** Opening SUPPLIED DATA block **

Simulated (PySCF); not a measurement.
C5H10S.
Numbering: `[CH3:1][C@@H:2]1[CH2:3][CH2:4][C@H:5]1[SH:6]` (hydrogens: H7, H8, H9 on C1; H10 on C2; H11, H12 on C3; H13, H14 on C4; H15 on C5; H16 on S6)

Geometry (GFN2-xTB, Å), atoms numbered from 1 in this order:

** Closing SUPPLIED DATA block **

Please transcribe the entire listing precisely.

■ **ANSWER BOX**
Simulated (PySCF); not a measurement.
C5H10S.
Numbering: `[CH3:1][C@@H:2]1[CH2:3][CH2:4][C@H:5]1[SH:6]` (hydrogens: H7, H8, H9 on C1; H10 on C2; H11, H12 on C3; H13, H14 on C4; H15 on C5; H16 on S6)

Geometry (GFN2-xTB, Å), atoms numbered from 1 in this order:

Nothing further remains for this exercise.